§ Task item:
Would you print the records below without changing anything?

§ Extracted information:
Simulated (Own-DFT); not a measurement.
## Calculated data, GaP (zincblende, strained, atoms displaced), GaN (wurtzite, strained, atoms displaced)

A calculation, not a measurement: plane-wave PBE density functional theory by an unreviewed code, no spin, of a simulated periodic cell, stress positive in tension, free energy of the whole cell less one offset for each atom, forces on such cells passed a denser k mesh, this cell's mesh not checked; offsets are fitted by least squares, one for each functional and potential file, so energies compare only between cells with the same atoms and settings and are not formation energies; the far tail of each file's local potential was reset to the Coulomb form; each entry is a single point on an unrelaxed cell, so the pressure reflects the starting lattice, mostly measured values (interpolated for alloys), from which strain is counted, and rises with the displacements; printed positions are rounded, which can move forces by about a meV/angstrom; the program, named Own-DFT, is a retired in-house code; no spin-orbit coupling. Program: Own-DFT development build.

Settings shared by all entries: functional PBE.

§ Task solution:
Simulated (Own-DFT); not a measurement.
## Calculated data, GaP (zincblende, strained, atoms displaced), GaN (wurtzite, strained, atoms displaced)

A calculation, not a measurement: plane-wave PBE density functional theory by an unreviewed code, no spin, of a simulated periodic cell, stress positive in tension, free energy of the whole cell less one offset for each atom, forces on such cells passed a denser k mesh, this cell's mesh not checked; offsets are fitted by least squares, one for each functional and potential file, so energies compare only between cells with the same atoms and settings and are not formation energies; the far tail of each file's local potential was reset to the Coulomb form; each entry is a single point on an unrelaxed cell, so the pressure reflects the starting lattice, mostly measured values (interpolated for alloys), from which strain is counted, and rises with the displacements; printed positions are rounded, which can move forces by about a meV/angstrom; the program, named Own-DFT, is a retired in-house code; no spin-orbit coupling. Program: Own-DFT development build.

Settings shared by all entries: functional PBE.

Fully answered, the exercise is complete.